### Entries supplied
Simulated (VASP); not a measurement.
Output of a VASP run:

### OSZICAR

### Assignment
Restate the material word for word so that no line differs from the original.

### Answer section
Simulated (VASP); not a measurement.
Output of a VASP run:

### OSZICAR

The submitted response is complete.